Action item | From top to bottom, write out the listing exactly.

Extracted information |
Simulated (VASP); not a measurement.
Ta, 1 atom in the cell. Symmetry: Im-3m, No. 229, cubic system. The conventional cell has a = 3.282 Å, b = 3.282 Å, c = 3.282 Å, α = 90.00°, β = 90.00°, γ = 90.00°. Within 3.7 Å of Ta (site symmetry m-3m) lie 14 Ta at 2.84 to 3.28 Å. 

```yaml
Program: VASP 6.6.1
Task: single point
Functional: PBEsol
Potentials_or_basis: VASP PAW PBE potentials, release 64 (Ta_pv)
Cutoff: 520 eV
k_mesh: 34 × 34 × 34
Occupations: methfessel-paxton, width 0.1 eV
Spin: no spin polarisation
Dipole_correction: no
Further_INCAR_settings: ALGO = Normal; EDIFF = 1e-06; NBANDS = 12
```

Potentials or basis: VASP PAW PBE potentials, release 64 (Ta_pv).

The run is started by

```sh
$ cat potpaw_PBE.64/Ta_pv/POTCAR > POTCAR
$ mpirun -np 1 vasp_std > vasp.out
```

Response area |
Simulated (VASP); not a measurement.
Ta, 1 atom in the cell. Symmetry: Im-3m, No. 229, cubic system. The conventional cell has a = 3.282 Å, b = 3.282 Å, c = 3.282 Å, α = 90.00°, β = 90.00°, γ = 90.00°. Within 3.7 Å of Ta (site symmetry m-3m) lie 14 Ta at 2.84 to 3.28 Å. 

```yaml
Program: VASP 6.6.1
Task: single point
Functional: PBEsol
Potentials_or_basis: VASP PAW PBE potentials, release 64 (Ta_pv)
Cutoff: 520 eV
k_mesh: 34 × 34 × 34
Occupations: methfessel-paxton, width 0.1 eV
Spin: no spin polarisation
Dipole_correction: no
Further_INCAR_settings: ALGO = Normal; EDIFF = 1e-06; NBANDS = 12
```

Potentials or basis: VASP PAW PBE potentials, release 64 (Ta_pv).

The run is started by

```sh
$ cat potpaw_PBE.64/Ta_pv/POTCAR > POTCAR
$ mpirun -np 1 vasp_std > vasp.out
```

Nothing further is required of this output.